GIVEN ENTRIES —
┌──
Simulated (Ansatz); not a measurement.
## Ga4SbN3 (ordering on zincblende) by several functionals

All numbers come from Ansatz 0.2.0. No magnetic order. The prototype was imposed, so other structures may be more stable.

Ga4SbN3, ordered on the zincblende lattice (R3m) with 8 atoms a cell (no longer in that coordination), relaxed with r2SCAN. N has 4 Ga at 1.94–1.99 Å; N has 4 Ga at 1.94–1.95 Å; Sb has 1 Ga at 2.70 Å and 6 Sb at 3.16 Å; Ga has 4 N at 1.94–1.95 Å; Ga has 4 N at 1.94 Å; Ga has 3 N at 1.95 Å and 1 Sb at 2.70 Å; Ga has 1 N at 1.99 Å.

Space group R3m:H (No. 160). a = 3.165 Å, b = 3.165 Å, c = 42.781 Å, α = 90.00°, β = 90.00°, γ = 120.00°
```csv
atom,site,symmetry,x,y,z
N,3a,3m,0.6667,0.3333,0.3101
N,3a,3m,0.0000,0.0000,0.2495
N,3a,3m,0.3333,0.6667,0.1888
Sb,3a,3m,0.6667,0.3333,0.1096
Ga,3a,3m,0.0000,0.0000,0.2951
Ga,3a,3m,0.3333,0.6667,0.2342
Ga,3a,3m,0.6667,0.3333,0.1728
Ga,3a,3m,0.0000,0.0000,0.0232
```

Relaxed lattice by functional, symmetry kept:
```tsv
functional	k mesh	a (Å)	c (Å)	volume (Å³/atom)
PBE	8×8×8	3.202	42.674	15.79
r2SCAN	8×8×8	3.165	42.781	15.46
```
└──

What is needed is every line from the start of the entries through the line containing "All numbers come", returned word for word and nothing else.

Simulated (Ansatz); not a measurement.
## Ga4SbN3 (ordering on zincblende) by several functionals

All numbers come from Ansatz 0.2.0. No magnetic order. The prototype was imposed, so other structures may be more stable.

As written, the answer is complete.